Entries shown:
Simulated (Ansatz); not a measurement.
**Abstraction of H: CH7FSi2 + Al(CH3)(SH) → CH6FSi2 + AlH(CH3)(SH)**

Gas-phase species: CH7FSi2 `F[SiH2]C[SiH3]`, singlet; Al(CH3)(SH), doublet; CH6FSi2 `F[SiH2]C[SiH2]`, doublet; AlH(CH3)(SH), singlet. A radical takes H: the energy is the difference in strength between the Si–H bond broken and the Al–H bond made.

Work instruction: Each record shown above must be reproduced exactly.

Expected answer:
Simulated (Ansatz); not a measurement.
**Abstraction of H: CH7FSi2 + Al(CH3)(SH) → CH6FSi2 + AlH(CH3)(SH)**

Gas-phase species: CH7FSi2 `F[SiH2]C[SiH3]`, singlet; Al(CH3)(SH), doublet; CH6FSi2 `F[SiH2]C[SiH2]`, doublet; AlH(CH3)(SH), singlet. A radical takes H: the energy is the difference in strength between the Si–H bond broken and the Al–H bond made.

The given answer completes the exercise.